• _Data shown_
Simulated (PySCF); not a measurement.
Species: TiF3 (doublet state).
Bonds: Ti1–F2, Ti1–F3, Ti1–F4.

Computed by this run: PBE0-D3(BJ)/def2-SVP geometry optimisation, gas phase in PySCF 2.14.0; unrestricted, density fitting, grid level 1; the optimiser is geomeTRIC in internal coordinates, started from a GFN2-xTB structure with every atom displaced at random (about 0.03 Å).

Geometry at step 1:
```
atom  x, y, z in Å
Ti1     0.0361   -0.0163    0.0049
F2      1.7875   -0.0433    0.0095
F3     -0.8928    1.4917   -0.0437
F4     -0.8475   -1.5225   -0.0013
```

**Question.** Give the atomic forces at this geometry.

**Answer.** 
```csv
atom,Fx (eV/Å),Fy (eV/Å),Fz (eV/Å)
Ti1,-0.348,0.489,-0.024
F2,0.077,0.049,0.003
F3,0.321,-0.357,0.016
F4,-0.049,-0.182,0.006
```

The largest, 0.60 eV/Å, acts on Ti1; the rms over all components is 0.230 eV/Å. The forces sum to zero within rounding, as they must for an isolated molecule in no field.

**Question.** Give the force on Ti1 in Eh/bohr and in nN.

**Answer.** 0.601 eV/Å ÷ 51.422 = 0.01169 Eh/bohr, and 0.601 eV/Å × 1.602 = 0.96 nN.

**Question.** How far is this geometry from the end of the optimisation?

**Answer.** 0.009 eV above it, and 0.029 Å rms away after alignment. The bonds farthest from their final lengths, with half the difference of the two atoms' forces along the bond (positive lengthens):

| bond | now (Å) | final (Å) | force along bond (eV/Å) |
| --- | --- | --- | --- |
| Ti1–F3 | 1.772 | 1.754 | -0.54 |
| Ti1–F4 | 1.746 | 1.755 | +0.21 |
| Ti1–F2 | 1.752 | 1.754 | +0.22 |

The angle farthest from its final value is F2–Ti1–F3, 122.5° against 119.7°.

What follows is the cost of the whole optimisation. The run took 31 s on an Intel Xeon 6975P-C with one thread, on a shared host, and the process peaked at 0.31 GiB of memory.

• _Work request_
Of the entries above, repeat exactly the lines from the line with "1.755 | +0.21 |" through the line with "The angle farthest", both of them included.

• _Your solution_
| Ti1–F4 | 1.746 | 1.755 | +0.21 |
| Ti1–F2 | 1.752 | 1.754 | +0.22 |

The angle farthest from its final value is F2–Ti1–F3, 122.5° against 119.7°.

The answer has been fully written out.